__WORK INSTRUCTION__. Starting at the first line and ending at the last, output the data exactly.

-- Opening Marker --

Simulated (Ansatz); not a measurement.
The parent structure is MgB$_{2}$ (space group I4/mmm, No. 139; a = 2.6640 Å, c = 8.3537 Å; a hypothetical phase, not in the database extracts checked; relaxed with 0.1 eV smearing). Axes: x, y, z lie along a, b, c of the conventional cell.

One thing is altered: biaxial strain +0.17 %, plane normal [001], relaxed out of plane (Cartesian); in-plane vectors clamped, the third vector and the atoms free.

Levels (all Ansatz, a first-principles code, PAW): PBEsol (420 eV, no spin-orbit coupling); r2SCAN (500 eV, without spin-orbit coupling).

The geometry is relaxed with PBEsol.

-- Closing Marker --

__ANSWER SPACE__.
Simulated (Ansatz); not a measurement.
The parent structure is MgB$_{2}$ (space group I4/mmm, No. 139; a = 2.6640 Å, c = 8.3537 Å; a hypothetical phase, not in the database extracts checked; relaxed with 0.1 eV smearing). Axes: x, y, z lie along a, b, c of the conventional cell.

One thing is altered: biaxial strain +0.17 %, plane normal [001], relaxed out of plane (Cartesian); in-plane vectors clamped, the third vector and the atoms free.

Levels (all Ansatz, a first-principles code, PAW): PBEsol (420 eV, no spin-orbit coupling); r2SCAN (500 eV, without spin-orbit coupling).

The geometry is relaxed with PBEsol.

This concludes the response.